══ Supplied information

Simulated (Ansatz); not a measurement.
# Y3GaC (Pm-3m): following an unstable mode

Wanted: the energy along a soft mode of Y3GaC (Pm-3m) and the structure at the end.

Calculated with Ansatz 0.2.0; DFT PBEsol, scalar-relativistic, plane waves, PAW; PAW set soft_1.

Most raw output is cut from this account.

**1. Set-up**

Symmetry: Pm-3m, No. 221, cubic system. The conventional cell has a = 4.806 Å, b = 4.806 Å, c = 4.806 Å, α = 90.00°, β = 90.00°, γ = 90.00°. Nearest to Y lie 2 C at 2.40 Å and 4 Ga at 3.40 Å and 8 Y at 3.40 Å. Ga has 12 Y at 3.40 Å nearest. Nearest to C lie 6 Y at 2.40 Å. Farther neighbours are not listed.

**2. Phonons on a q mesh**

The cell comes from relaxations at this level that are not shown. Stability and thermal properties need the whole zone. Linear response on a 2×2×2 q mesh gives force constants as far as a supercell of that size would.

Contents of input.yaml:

════

# Work task:
The complete set of entries is to be restated word for word.

# Exercise output:
Simulated (Ansatz); not a measurement.
# Y3GaC (Pm-3m): following an unstable mode

Wanted: the energy along a soft mode of Y3GaC (Pm-3m) and the structure at the end.

Calculated with Ansatz 0.2.0; DFT PBEsol, scalar-relativistic, plane waves, PAW; PAW set soft_1.

Most raw output is cut from this account.

**1. Set-up**

Symmetry: Pm-3m, No. 221, cubic system. The conventional cell has a = 4.806 Å, b = 4.806 Å, c = 4.806 Å, α = 90.00°, β = 90.00°, γ = 90.00°. Nearest to Y lie 2 C at 2.40 Å and 4 Ga at 3.40 Å and 8 Y at 3.40 Å. Ga has 12 Y at 3.40 Å nearest. Nearest to C lie 6 Y at 2.40 Å. Farther neighbours are not listed.

**2. Phonons on a q mesh**

The cell comes from relaxations at this level that are not shown. Stability and thermal properties need the whole zone. Linear response on a 2×2×2 q mesh gives force constants as far as a supercell of that size would.

Contents of input.yaml:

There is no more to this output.